## Data to examine
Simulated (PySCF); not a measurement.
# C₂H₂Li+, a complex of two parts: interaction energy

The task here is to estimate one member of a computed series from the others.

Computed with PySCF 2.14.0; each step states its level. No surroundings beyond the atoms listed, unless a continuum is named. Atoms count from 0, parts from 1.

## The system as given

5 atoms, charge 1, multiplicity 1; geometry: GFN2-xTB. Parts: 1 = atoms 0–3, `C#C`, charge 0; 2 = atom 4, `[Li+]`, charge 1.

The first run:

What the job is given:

## Required action
Your reply should hold all the entries, each repeated without a single change.

## Exercise answer
Simulated (PySCF); not a measurement.
# C₂H₂Li+, a complex of two parts: interaction energy

The task here is to estimate one member of a computed series from the others.

Computed with PySCF 2.14.0; each step states its level. No surroundings beyond the atoms listed, unless a continuum is named. Atoms count from 0, parts from 1.

## The system as given

5 atoms, charge 1, multiplicity 1; geometry: GFN2-xTB. Parts: 1 = atoms 0–3, `C#C`, charge 0; 2 = atom 4, `[Li+]`, charge 1.

The first run:

What the job is given:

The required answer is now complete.